■ **Task item**: Word for word, restate the lines from the start of the data below through the line containing "Result: Over 3".

■ **Provided material**:
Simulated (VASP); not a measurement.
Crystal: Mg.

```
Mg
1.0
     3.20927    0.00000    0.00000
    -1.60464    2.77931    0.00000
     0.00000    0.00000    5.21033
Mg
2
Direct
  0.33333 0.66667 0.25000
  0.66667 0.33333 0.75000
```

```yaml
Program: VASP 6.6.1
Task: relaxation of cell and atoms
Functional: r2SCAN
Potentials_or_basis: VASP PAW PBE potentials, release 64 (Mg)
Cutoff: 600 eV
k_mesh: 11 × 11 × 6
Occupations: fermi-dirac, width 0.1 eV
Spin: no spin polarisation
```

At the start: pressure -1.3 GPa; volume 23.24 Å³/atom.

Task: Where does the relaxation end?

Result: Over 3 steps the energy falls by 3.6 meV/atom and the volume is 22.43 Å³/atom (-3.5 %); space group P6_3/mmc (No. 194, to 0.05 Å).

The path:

■ **Exercise answer**:
Simulated (VASP); not a measurement.
Crystal: Mg.

```
Mg
1.0
     3.20927    0.00000    0.00000
    -1.60464    2.77931    0.00000
     0.00000    0.00000    5.21033
Mg
2
Direct
  0.33333 0.66667 0.25000
  0.66667 0.33333 0.75000
```

```yaml
Program: VASP 6.6.1
Task: relaxation of cell and atoms
Functional: r2SCAN
Potentials_or_basis: VASP PAW PBE potentials, release 64 (Mg)
Cutoff: 600 eV
k_mesh: 11 × 11 × 6
Occupations: fermi-dirac, width 0.1 eV
Spin: no spin polarisation
```

At the start: pressure -1.3 GPa; volume 23.24 Å³/atom.

Task: Where does the relaxation end?

Result: Over 3 steps the energy falls by 3.6 meV/atom and the volume is 22.43 Å³/atom (-3.5 %); space group P6_3/mmc (No. 194, to 0.05 Å).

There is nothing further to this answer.